**BRIEF**
Would you return the lines between the one holding "## How the form" and the one holding "### Step 1. The structure", inclusive, and only those, exactly as they stand in the listing below?

**GIVEN ENTRIES**
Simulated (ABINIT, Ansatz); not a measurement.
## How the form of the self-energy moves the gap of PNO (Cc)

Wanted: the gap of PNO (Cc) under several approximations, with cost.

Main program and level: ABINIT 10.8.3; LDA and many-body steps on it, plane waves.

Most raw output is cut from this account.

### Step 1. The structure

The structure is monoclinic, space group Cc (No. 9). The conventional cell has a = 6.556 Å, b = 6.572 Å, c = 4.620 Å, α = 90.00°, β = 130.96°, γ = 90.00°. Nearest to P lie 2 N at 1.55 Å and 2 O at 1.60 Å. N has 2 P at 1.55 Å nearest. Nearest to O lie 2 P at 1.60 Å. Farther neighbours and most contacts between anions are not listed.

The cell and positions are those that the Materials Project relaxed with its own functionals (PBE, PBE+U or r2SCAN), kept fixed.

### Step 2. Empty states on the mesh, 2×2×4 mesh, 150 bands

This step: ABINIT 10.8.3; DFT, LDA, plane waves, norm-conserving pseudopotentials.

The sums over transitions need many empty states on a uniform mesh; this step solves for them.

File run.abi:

**EXERCISE ANSWER**
## How the form of the self-energy moves the gap of PNO (Cc)

Wanted: the gap of PNO (Cc) under several approximations, with cost.

Main program and level: ABINIT 10.8.3; LDA and many-body steps on it, plane waves.

Most raw output is cut from this account.

### Step 1. The structure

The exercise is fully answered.